Work item: For this exercise, please reproduce the records below word for word, from the first line through the line with "Potentials or basis: Ansatz PAW.".

Extracted material below:

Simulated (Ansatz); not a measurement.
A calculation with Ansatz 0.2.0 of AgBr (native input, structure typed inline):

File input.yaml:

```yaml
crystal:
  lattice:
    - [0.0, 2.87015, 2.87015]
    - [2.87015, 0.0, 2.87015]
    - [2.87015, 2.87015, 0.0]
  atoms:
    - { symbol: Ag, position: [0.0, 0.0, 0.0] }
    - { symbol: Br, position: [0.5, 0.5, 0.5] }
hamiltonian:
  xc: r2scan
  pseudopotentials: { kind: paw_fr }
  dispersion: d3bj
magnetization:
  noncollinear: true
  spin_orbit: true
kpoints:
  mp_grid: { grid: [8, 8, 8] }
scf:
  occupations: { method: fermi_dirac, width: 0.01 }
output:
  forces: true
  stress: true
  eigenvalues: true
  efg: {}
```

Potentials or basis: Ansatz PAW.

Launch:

End of Extracted material.

Response:
Simulated (Ansatz); not a measurement.
A calculation with Ansatz 0.2.0 of AgBr (native input, structure typed inline):

File input.yaml:

```yaml
crystal:
  lattice:
    - [0.0, 2.87015, 2.87015]
    - [2.87015, 0.0, 2.87015]
    - [2.87015, 2.87015, 0.0]
  atoms:
    - { symbol: Ag, position: [0.0, 0.0, 0.0] }
    - { symbol: Br, position: [0.5, 0.5, 0.5] }
hamiltonian:
  xc: r2scan
  pseudopotentials: { kind: paw_fr }
  dispersion: d3bj
magnetization:
  noncollinear: true
  spin_orbit: true
kpoints:
  mp_grid: { grid: [8, 8, 8] }
scf:
  occupations: { method: fermi_dirac, width: 0.01 }
output:
  forces: true
  stress: true
  eigenvalues: true
  efg: {}
```

Potentials or basis: Ansatz PAW.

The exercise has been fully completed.